Write out again, please, the records below from the first line to the line holding "Q: What does", inclusive, and nothing else.

=== Data ===

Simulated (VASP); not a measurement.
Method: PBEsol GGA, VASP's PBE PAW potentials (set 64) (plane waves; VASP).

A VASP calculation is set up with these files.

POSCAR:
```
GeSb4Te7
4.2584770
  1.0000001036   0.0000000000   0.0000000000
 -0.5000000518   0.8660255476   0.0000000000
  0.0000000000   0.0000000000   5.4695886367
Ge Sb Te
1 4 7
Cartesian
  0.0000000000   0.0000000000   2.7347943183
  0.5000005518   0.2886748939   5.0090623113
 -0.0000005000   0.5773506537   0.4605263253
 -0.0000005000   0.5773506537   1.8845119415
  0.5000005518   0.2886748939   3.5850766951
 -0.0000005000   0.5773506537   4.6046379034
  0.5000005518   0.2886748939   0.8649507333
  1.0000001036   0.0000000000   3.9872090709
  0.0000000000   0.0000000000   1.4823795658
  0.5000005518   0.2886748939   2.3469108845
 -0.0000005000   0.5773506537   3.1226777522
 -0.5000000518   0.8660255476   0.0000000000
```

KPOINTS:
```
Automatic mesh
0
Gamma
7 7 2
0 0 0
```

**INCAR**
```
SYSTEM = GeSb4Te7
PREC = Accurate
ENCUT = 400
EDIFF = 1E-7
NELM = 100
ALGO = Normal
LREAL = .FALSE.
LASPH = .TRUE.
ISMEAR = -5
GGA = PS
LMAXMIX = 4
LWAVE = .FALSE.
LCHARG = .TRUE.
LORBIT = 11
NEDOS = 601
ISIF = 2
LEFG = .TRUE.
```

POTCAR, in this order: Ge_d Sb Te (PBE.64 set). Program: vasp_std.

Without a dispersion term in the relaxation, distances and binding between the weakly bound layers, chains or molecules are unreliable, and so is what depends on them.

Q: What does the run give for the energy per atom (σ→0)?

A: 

===

Solution >>
Simulated (VASP); not a measurement.
Method: PBEsol GGA, VASP's PBE PAW potentials (set 64) (plane waves; VASP).

A VASP calculation is set up with these files.

POSCAR:
```
GeSb4Te7
4.2584770
  1.0000001036   0.0000000000   0.0000000000
 -0.5000000518   0.8660255476   0.0000000000
  0.0000000000   0.0000000000   5.4695886367
Ge Sb Te
1 4 7
Cartesian
  0.0000000000   0.0000000000   2.7347943183
  0.5000005518   0.2886748939   5.0090623113
 -0.0000005000   0.5773506537   0.4605263253
 -0.0000005000   0.5773506537   1.8845119415
  0.5000005518   0.2886748939   3.5850766951
 -0.0000005000   0.5773506537   4.6046379034
  0.5000005518   0.2886748939   0.8649507333
  1.0000001036   0.0000000000   3.9872090709
  0.0000000000   0.0000000000   1.4823795658
  0.5000005518   0.2886748939   2.3469108845
 -0.0000005000   0.5773506537   3.1226777522
 -0.5000000518   0.8660255476   0.0000000000
```

KPOINTS:
```
Automatic mesh
0
Gamma
7 7 2
0 0 0
```

**INCAR**
```
SYSTEM = GeSb4Te7
PREC = Accurate
ENCUT = 400
EDIFF = 1E-7
NELM = 100
ALGO = Normal
LREAL = .FALSE.
LASPH = .TRUE.
ISMEAR = -5
GGA = PS
LMAXMIX = 4
LWAVE = .FALSE.
LCHARG = .TRUE.
LORBIT = 11
NEDOS = 601
ISIF = 2
LEFG = .TRUE.
```

POTCAR, in this order: Ge_d Sb Te (PBE.64 set). Program: vasp_std.

Without a dispersion term in the relaxation, distances and binding between the weakly bound layers, chains or molecules are unreliable, and so is what depends on them.

Q: What does the run give for the energy per atom (σ→0)?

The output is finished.